- Assigned task -
Print the records below from the first line through the line containing "- 381.2, fugacity coefficient: 0.9222", both included, word for word.

- Data supplied -
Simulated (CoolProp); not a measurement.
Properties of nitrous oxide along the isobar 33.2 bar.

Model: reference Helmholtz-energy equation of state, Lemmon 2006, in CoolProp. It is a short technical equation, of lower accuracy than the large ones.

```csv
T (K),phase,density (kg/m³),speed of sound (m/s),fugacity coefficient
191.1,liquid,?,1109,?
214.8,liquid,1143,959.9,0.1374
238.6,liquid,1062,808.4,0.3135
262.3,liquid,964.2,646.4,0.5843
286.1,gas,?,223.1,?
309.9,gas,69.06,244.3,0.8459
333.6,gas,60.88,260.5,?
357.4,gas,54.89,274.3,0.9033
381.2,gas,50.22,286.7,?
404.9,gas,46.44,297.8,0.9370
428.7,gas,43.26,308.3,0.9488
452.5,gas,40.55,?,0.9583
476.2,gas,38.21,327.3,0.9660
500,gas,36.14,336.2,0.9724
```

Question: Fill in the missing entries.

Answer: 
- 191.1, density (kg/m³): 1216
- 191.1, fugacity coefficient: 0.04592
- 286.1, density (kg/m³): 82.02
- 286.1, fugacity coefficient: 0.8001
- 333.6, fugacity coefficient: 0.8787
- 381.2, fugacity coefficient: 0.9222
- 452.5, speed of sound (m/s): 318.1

- Your response -
Simulated (CoolProp); not a measurement.
Properties of nitrous oxide along the isobar 33.2 bar.

Model: reference Helmholtz-energy equation of state, Lemmon 2006, in CoolProp. It is a short technical equation, of lower accuracy than the large ones.

```csv
T (K),phase,density (kg/m³),speed of sound (m/s),fugacity coefficient
191.1,liquid,?,1109,?
214.8,liquid,1143,959.9,0.1374
238.6,liquid,1062,808.4,0.3135
262.3,liquid,964.2,646.4,0.5843
286.1,gas,?,223.1,?
309.9,gas,69.06,244.3,0.8459
333.6,gas,60.88,260.5,?
357.4,gas,54.89,274.3,0.9033
381.2,gas,50.22,286.7,?
404.9,gas,46.44,297.8,0.9370
428.7,gas,43.26,308.3,0.9488
452.5,gas,40.55,?,0.9583
476.2,gas,38.21,327.3,0.9660
500,gas,36.14,336.2,0.9724
```

Question: Fill in the missing entries.

Answer: 
- 191.1, density (kg/m³): 1216
- 191.1, fugacity coefficient: 0.04592
- 286.1, density (kg/m³): 82.02
- 286.1, fugacity coefficient: 0.8001
- 333.6, fugacity coefficient: 0.8787
- 381.2, fugacity coefficient: 0.9222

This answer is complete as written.